ACTION ITEM: Please write out word for word the opening lines of the material, including the line with "### Question" as the last.

PROVIDED RECORDS:
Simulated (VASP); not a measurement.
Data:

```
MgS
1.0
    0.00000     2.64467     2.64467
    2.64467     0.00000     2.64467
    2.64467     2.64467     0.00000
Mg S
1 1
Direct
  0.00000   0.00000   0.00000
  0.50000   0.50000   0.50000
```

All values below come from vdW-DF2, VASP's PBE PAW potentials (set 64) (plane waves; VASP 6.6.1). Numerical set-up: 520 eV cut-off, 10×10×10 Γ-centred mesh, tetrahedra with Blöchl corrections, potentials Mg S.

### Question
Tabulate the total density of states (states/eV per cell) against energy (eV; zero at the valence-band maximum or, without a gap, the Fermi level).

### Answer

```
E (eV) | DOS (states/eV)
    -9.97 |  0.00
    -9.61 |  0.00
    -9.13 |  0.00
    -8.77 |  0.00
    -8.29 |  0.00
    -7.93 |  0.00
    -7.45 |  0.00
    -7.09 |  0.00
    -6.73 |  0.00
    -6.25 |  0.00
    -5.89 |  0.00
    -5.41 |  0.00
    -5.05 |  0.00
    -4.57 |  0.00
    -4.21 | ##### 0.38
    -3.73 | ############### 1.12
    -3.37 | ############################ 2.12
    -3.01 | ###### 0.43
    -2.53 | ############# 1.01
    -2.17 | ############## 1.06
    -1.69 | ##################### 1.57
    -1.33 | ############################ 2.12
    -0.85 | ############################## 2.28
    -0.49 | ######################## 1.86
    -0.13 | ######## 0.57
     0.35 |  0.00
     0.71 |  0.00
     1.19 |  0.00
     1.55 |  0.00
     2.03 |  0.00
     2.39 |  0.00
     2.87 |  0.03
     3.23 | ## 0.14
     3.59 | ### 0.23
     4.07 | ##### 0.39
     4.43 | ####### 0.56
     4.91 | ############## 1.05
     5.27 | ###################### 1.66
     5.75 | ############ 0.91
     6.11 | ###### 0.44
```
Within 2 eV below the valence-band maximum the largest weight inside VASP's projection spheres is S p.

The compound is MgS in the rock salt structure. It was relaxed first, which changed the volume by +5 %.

PROBLEM SOLUTION:
Simulated (VASP); not a measurement.
Data:

```
MgS
1.0
    0.00000     2.64467     2.64467
    2.64467     0.00000     2.64467
    2.64467     2.64467     0.00000
Mg S
1 1
Direct
  0.00000   0.00000   0.00000
  0.50000   0.50000   0.50000
```

All values below come from vdW-DF2, VASP's PBE PAW potentials (set 64) (plane waves; VASP 6.6.1). Numerical set-up: 520 eV cut-off, 10×10×10 Γ-centred mesh, tetrahedra with Blöchl corrections, potentials Mg S.

### Question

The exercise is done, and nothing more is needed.